Work instruction:
Would you return, word for word, the lines of the data below from the line with "Quantity | Value |" through the line with "width 0.05 eV |", and no others?

(Given information Opens)
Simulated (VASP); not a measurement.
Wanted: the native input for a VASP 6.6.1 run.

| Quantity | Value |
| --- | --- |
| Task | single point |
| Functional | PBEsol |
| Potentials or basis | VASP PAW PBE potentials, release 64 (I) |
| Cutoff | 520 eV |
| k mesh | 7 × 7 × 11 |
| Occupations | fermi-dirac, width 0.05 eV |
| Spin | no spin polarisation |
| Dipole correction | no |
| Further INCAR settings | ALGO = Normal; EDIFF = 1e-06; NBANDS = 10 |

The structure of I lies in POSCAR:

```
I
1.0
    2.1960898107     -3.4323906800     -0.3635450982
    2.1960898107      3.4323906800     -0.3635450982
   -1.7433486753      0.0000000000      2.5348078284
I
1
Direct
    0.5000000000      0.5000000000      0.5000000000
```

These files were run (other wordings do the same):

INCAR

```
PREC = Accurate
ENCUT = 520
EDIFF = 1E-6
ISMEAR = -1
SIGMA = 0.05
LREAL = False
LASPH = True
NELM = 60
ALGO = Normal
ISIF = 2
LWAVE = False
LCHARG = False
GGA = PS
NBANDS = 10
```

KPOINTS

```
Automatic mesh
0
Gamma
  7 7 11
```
(Given information Closes)

Solution:
| Quantity | Value |
| --- | --- |
| Task | single point |
| Functional | PBEsol |
| Potentials or basis | VASP PAW PBE potentials, release 64 (I) |
| Cutoff | 520 eV |
| k mesh | 7 × 7 × 11 |
| Occupations | fermi-dirac, width 0.05 eV |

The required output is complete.